§ **TASK ITEM**
The answer must be the full listing, reproduced without any change.

§ **ENTRIES SUPPLIED**
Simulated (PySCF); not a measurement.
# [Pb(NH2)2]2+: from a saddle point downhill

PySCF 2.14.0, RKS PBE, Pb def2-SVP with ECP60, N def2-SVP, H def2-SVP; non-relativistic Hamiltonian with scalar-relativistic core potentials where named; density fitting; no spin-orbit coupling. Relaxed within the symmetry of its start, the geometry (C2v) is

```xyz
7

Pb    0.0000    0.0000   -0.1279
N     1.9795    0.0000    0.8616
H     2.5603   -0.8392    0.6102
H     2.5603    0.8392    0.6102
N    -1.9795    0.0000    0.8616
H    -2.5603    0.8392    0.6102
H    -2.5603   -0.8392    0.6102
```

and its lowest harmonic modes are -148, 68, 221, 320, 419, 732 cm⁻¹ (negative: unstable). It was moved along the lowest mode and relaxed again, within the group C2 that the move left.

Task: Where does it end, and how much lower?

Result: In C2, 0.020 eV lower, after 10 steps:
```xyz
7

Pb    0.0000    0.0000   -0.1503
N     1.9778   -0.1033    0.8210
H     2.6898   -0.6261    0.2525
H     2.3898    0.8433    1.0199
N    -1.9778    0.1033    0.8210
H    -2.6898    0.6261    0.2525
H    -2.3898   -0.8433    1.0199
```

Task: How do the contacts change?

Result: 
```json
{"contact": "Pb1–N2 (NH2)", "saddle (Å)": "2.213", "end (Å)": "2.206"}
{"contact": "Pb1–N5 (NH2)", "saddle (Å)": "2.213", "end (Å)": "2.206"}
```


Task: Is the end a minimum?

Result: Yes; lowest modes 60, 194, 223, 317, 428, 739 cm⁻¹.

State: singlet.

§ **TASK RESPONSE**
Simulated (PySCF); not a measurement.
# [Pb(NH2)2]2+: from a saddle point downhill

PySCF 2.14.0, RKS PBE, Pb def2-SVP with ECP60, N def2-SVP, H def2-SVP; non-relativistic Hamiltonian with scalar-relativistic core potentials where named; density fitting; no spin-orbit coupling. Relaxed within the symmetry of its start, the geometry (C2v) is

```xyz
7

Pb    0.0000    0.0000   -0.1279
N     1.9795    0.0000    0.8616
H     2.5603   -0.8392    0.6102
H     2.5603    0.8392    0.6102
N    -1.9795    0.0000    0.8616
H    -2.5603    0.8392    0.6102
H    -2.5603   -0.8392    0.6102
```

and its lowest harmonic modes are -148, 68, 221, 320, 419, 732 cm⁻¹ (negative: unstable). It was moved along the lowest mode and relaxed again, within the group C2 that the move left.

Task: Where does it end, and how much lower?

Result: In C2, 0.020 eV lower, after 10 steps:
```xyz
7

Pb    0.0000    0.0000   -0.1503
N     1.9778   -0.1033    0.8210
H     2.6898   -0.6261    0.2525
H     2.3898    0.8433    1.0199
N    -1.9778    0.1033    0.8210
H    -2.6898    0.6261    0.2525
H    -2.3898   -0.8433    1.0199
```

Task: How do the contacts change?

Result: 
```json
{"contact": "Pb1–N2 (NH2)", "saddle (Å)": "2.213", "end (Å)": "2.206"}
{"contact": "Pb1–N5 (NH2)", "saddle (Å)": "2.213", "end (Å)": "2.206"}
```


Task: Is the end a minimum?

Result: Yes; lowest modes 60, 194, 223, 317, 428, 739 cm⁻¹.

State: singlet.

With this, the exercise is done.